__Required action__: Lines from the beginning of the data below through the one containing "Charge: 1 mol" are to be printed exactly as they appear.

__Supplied records__:
----------------------------------------

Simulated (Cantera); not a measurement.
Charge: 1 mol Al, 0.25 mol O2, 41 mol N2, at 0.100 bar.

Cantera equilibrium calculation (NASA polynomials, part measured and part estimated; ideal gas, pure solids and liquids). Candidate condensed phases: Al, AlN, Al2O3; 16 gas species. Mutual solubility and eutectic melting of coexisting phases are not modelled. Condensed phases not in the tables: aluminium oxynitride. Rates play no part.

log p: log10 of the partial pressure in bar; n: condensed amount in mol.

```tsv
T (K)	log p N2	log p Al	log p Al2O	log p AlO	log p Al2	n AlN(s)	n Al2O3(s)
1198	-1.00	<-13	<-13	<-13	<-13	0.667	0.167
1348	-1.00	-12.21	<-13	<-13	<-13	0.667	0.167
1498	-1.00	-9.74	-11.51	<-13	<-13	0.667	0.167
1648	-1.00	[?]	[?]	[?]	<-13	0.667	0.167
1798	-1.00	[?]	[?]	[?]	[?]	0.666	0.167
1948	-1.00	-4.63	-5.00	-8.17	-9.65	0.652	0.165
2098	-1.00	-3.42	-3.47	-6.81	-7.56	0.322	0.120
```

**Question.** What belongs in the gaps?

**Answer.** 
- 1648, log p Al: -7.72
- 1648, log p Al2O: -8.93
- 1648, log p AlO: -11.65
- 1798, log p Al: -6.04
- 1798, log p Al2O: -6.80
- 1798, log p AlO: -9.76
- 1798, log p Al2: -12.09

----------------------------------------

__Response box__:
Simulated (Cantera); not a measurement.
Charge: 1 mol Al, 0.25 mol O2, 41 mol N2, at 0.100 bar.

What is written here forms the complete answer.